**ENTRIES SUPPLIED**
------------
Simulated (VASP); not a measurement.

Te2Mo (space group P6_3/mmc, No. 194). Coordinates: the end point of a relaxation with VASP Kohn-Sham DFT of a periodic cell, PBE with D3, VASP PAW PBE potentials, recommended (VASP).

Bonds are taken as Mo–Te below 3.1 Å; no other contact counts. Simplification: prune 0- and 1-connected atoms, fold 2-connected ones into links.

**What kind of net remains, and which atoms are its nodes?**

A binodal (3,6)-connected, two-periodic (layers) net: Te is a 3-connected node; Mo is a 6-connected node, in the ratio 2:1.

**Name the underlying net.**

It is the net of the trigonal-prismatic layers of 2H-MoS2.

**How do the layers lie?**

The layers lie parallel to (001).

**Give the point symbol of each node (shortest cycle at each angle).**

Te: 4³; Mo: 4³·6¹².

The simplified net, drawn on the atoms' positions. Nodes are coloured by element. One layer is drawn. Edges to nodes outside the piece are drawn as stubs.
------------

**WORK REQUEST**
Out of the data above, set down the lines from the one with "Bonds are taken" to the one with "Te: 4³; Mo: 4³·6¹².", both included, exactly as written and with no additions.

**WRITTEN ANSWER**
Bonds are taken as Mo–Te below 3.1 Å; no other contact counts. Simplification: prune 0- and 1-connected atoms, fold 2-connected ones into links.

**What kind of net remains, and which atoms are its nodes?**

A binodal (3,6)-connected, two-periodic (layers) net: Te is a 3-connected node; Mo is a 6-connected node, in the ratio 2:1.

**Name the underlying net.**

It is the net of the trigonal-prismatic layers of 2H-MoS2.

**How do the layers lie?**

The layers lie parallel to (001).

**Give the point symbol of each node (shortest cycle at each angle).**

Te: 4³; Mo: 4³·6¹².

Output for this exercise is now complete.